[GIVEN ENTRIES — start]

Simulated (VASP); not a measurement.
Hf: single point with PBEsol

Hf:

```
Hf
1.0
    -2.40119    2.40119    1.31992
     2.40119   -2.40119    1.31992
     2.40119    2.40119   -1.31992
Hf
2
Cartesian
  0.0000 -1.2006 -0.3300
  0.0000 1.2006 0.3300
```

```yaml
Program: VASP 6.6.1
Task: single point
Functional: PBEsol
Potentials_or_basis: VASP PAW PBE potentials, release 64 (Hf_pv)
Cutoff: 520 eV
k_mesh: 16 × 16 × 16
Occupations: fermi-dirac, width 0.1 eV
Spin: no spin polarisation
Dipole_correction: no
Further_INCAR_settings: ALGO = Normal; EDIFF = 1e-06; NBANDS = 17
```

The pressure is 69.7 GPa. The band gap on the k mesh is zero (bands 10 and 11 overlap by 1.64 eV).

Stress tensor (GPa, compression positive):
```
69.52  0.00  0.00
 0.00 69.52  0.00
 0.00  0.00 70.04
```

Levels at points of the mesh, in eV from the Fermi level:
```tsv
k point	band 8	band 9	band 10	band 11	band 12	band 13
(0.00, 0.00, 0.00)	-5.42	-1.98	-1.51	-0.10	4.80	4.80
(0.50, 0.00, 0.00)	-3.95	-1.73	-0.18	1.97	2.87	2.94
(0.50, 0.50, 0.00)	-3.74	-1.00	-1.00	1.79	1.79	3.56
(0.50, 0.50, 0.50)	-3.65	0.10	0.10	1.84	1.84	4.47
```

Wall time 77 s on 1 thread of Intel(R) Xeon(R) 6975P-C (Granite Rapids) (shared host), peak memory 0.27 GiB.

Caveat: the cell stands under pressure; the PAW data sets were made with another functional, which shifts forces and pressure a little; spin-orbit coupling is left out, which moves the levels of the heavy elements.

[GIVEN ENTRIES — finish]

> [WORK ITEM]: Retype only this range exactly: the first line of the data through the line where "Wall time 77" appears.

> [TASK RESPONSE]:
Simulated (VASP); not a measurement.
Hf: single point with PBEsol

Hf:

```
Hf
1.0
    -2.40119    2.40119    1.31992
     2.40119   -2.40119    1.31992
     2.40119    2.40119   -1.31992
Hf
2
Cartesian
  0.0000 -1.2006 -0.3300
  0.0000 1.2006 0.3300
```

```yaml
Program: VASP 6.6.1
Task: single point
Functional: PBEsol
Potentials_or_basis: VASP PAW PBE potentials, release 64 (Hf_pv)
Cutoff: 520 eV
k_mesh: 16 × 16 × 16
Occupations: fermi-dirac, width 0.1 eV
Spin: no spin polarisation
Dipole_correction: no
Further_INCAR_settings: ALGO = Normal; EDIFF = 1e-06; NBANDS = 17
```

The pressure is 69.7 GPa. The band gap on the k mesh is zero (bands 10 and 11 overlap by 1.64 eV).

Stress tensor (GPa, compression positive):
```
69.52  0.00  0.00
 0.00 69.52  0.00
 0.00  0.00 70.04
```

Levels at points of the mesh, in eV from the Fermi level:
```tsv
k point	band 8	band 9	band 10	band 11	band 12	band 13
(0.00, 0.00, 0.00)	-5.42	-1.98	-1.51	-0.10	4.80	4.80
(0.50, 0.00, 0.00)	-3.95	-1.73	-0.18	1.97	2.87	2.94
(0.50, 0.50, 0.00)	-3.74	-1.00	-1.00	1.79	1.79	3.56
(0.50, 0.50, 0.50)	-3.65	0.10	0.10	1.84	1.84	4.47
```

Wall time 77 s on 1 thread of Intel(R) Xeon(R) 6975P-C (Granite Rapids) (shared host), peak memory 0.27 GiB.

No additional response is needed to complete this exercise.